Given entries.
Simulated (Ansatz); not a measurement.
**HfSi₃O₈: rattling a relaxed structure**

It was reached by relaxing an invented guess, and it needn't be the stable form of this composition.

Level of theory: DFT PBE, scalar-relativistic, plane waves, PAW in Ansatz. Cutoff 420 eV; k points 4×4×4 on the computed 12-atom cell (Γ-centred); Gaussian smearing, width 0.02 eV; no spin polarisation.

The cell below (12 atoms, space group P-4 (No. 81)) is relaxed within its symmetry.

Work item.
What is needed is an exact transcription of every entry.

Exercise result.
Simulated (Ansatz); not a measurement.
**HfSi₃O₈: rattling a relaxed structure**

It was reached by relaxing an invented guess, and it needn't be the stable form of this composition.

Level of theory: DFT PBE, scalar-relativistic, plane waves, PAW in Ansatz. Cutoff 420 eV; k points 4×4×4 on the computed 12-atom cell (Γ-centred); Gaussian smearing, width 0.02 eV; no spin polarisation.

The cell below (12 atoms, space group P-4 (No. 81)) is relaxed within its symmetry.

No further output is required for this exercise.